Dataset entries —
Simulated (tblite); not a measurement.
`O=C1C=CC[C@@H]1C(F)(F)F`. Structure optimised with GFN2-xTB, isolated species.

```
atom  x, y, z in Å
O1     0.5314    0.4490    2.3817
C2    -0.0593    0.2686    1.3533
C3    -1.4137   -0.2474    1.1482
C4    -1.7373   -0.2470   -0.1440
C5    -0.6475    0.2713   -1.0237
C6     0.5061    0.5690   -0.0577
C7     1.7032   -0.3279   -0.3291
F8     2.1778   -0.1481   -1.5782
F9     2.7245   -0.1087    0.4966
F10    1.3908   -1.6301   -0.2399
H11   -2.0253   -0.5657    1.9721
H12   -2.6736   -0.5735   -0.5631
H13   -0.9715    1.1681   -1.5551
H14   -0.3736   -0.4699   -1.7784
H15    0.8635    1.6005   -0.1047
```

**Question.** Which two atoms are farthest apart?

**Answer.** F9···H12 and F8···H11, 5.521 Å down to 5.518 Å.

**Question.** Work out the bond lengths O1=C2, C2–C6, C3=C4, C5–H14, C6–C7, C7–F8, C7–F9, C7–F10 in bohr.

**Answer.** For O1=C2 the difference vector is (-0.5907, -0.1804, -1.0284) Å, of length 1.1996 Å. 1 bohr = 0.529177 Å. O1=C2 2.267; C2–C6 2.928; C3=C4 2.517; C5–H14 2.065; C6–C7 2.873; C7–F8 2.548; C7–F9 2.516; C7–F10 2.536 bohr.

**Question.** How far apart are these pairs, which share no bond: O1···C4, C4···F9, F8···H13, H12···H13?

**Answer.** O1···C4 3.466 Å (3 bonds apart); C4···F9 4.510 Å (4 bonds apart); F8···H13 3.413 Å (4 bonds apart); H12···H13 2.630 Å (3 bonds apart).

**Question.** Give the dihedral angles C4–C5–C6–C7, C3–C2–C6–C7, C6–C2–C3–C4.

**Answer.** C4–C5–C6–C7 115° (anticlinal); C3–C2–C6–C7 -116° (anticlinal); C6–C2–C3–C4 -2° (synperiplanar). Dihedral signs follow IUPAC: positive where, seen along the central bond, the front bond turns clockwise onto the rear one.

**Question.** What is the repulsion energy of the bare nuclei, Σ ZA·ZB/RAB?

Work order — Write out exactly the lines above between the line with "C4···F9, F8···H13, H12···H13?" and the line with "C4–C5–C6–C7, C3–C2–C6–C7, C6–C2–C3–C4.", inclusive, and nothing beyond them.

Result —
**Question.** How far apart are these pairs, which share no bond: O1···C4, C4···F9, F8···H13, H12···H13?

**Answer.** O1···C4 3.466 Å (3 bonds apart); C4···F9 4.510 Å (4 bonds apart); F8···H13 3.413 Å (4 bonds apart); H12···H13 2.630 Å (3 bonds apart).

**Question.** Give the dihedral angles C4–C5–C6–C7, C3–C2–C6–C7, C6–C2–C3–C4.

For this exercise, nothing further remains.